> _Task item_:
Where the listing below reaches the line containing "Task: Which setting", start writing out lines exactly, and stop once the line containing "Levels of configurations" has been written.

> _Exercise data_:
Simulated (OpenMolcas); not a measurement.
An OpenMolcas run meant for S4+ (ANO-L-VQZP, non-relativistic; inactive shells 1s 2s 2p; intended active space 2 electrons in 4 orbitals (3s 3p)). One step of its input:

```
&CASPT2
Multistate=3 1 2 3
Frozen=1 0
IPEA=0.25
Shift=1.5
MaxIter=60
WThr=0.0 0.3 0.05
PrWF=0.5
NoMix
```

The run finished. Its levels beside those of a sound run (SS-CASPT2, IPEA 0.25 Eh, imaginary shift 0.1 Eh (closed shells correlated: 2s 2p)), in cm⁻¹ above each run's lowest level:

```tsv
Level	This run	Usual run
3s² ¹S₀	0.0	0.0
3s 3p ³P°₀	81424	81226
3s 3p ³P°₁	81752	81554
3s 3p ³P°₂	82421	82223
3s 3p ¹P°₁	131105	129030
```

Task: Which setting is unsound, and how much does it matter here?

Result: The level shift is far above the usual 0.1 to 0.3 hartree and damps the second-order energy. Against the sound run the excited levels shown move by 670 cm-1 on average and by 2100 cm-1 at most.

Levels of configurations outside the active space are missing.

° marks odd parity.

> _Task solution_:
Task: Which setting is unsound, and how much does it matter here?

Result: The level shift is far above the usual 0.1 to 0.3 hartree and damps the second-order energy. Against the sound run the excited levels shown move by 670 cm-1 on average and by 2100 cm-1 at most.

Levels of configurations outside the active space are missing.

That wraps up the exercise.